Work order >>
From the first line of the records below through the line containing "Bond orders are those of one Lewis drawing.", copy everything exactly and nothing more.

----------------

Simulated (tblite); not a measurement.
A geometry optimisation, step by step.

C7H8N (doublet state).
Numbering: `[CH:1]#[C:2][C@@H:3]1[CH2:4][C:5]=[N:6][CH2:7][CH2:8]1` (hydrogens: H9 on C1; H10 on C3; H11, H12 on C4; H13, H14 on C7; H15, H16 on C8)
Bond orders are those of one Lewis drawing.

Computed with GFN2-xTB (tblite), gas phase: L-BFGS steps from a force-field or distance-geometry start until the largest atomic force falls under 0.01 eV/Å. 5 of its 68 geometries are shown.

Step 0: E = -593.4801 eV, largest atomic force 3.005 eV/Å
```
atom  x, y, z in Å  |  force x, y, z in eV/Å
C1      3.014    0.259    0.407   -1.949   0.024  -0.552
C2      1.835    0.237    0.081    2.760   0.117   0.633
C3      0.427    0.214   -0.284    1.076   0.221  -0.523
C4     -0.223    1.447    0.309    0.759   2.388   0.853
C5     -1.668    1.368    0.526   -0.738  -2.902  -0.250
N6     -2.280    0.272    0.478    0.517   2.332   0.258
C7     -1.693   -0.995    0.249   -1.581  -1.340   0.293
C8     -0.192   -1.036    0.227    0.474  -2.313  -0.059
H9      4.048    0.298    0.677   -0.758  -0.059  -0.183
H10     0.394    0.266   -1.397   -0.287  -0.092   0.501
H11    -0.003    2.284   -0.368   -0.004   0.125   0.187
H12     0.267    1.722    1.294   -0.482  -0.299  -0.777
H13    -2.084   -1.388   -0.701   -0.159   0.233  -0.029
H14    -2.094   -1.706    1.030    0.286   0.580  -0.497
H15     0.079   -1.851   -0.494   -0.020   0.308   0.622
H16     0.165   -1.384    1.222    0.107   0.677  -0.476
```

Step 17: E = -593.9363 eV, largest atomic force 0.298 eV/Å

----------------

Answer section >>
Simulated (tblite); not a measurement.
A geometry optimisation, step by step.

C7H8N (doublet state).
Numbering: `[CH:1]#[C:2][C@@H:3]1[CH2:4][C:5]=[N:6][CH2:7][CH2:8]1` (hydrogens: H9 on C1; H10 on C3; H11, H12 on C4; H13, H14 on C7; H15, H16 on C8)
Bond orders are those of one Lewis drawing.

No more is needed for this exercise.